■ Given information
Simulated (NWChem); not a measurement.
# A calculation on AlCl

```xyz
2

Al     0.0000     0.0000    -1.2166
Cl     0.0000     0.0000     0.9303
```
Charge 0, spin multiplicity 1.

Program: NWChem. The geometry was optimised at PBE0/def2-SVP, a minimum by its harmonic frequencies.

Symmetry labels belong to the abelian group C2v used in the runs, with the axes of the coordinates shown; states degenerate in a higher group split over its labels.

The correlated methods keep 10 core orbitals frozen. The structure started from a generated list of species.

■ Work task
All entries shown above should be printed again exactly.

■ Task response
Simulated (NWChem); not a measurement.
# A calculation on AlCl

```xyz
2

Al     0.0000     0.0000    -1.2166
Cl     0.0000     0.0000     0.9303
```
Charge 0, spin multiplicity 1.

Program: NWChem. The geometry was optimised at PBE0/def2-SVP, a minimum by its harmonic frequencies.

Symmetry labels belong to the abelian group C2v used in the runs, with the axes of the coordinates shown; states degenerate in a higher group split over its labels.

The correlated methods keep 10 core orbitals frozen. The structure started from a generated list of species.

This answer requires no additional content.